* ACTION ITEM *
From the records below, copy out exactly the lines from the one containing "Se(H)(SeH) (H2Se2), SMILES" to the one containing "Question: What are", both included. Add nothing else.

▶
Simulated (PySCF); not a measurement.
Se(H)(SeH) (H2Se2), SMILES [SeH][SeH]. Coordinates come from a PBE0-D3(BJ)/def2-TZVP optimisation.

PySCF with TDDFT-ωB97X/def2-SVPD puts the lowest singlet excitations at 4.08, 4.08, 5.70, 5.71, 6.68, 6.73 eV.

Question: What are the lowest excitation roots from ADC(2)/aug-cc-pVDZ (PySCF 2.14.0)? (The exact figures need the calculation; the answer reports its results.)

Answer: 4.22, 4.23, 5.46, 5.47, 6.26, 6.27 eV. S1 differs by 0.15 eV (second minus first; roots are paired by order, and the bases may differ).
◀

* RESPONSE *
Se(H)(SeH) (H2Se2), SMILES [SeH][SeH]. Coordinates come from a PBE0-D3(BJ)/def2-TZVP optimisation.

PySCF with TDDFT-ωB97X/def2-SVPD puts the lowest singlet excitations at 4.08, 4.08, 5.70, 5.71, 6.68, 6.73 eV.

Question: What are the lowest excitation roots from ADC(2)/aug-cc-pVDZ (PySCF 2.14.0)? (The exact figures need the calculation; the answer reports its results.)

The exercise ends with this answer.